◆ Task item
Transcribe exactly the span of lines that begins the records and ends with the line holding "- system: SbB, single determinant with Ω = 2.", both boundary lines included.

◆ Supplied information
=====
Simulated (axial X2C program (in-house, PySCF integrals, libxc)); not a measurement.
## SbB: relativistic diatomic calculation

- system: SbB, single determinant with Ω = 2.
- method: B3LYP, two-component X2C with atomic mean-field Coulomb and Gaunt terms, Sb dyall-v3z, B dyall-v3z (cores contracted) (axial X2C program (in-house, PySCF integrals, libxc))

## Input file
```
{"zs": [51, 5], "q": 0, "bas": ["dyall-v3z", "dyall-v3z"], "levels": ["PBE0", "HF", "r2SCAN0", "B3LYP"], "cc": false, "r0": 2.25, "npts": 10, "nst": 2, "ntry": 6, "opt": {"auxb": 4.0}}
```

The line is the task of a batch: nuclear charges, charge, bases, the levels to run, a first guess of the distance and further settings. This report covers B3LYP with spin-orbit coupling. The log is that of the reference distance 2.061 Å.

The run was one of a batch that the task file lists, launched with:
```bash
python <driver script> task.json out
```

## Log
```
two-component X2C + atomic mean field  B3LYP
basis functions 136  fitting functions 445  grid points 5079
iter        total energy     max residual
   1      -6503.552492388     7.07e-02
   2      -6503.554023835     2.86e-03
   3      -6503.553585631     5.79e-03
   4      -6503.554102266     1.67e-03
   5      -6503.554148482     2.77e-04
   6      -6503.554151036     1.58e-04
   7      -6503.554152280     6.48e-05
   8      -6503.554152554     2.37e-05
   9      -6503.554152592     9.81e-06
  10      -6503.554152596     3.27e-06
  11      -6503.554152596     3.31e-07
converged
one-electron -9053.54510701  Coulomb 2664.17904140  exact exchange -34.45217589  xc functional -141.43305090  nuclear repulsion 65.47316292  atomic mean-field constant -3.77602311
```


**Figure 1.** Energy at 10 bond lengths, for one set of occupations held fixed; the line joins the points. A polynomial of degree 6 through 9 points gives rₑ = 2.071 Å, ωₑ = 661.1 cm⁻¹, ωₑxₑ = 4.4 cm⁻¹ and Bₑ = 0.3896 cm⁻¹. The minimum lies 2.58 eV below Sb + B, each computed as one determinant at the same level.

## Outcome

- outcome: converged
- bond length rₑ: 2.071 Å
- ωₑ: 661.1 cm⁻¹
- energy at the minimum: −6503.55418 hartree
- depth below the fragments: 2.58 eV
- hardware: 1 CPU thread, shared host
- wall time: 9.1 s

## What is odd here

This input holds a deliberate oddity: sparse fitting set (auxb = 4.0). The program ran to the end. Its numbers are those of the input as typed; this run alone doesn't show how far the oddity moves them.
=====

◆ Result
Simulated (axial X2C program (in-house, PySCF integrals, libxc)); not a measurement.
## SbB: relativistic diatomic calculation

- system: SbB, single determinant with Ω = 2.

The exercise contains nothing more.